• **TASK ITEM**
The required output is the lines below from the line containing "pressure (GPa) |" to the line containing "0.40 | -0.7 |", inclusive, retyped exactly. No other lines belong in it.

• **EXERCISE DATA**
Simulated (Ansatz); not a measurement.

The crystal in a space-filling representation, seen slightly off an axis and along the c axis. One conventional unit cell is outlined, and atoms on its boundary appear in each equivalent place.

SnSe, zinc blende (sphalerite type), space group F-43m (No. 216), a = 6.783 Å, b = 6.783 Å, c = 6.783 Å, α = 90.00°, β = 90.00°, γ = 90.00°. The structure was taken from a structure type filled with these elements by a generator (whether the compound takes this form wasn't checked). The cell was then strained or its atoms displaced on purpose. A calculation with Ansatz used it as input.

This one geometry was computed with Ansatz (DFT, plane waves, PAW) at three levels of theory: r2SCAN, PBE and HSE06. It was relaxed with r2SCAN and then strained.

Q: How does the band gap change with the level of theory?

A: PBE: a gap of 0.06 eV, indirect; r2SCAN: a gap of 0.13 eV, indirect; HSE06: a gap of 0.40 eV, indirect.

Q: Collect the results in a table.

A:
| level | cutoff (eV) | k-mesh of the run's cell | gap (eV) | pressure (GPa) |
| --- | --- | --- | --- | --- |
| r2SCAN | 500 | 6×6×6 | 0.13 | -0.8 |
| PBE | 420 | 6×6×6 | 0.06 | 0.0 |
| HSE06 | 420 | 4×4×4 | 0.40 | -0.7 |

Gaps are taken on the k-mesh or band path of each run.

• **RESPONSE AREA**
| level | cutoff (eV) | k-mesh of the run's cell | gap (eV) | pressure (GPa) |
| --- | --- | --- | --- | --- |
| r2SCAN | 500 | 6×6×6 | 0.13 | -0.8 |
| PBE | 420 | 6×6×6 | 0.06 | 0.0 |
| HSE06 | 420 | 4×4×4 | 0.40 | -0.7 |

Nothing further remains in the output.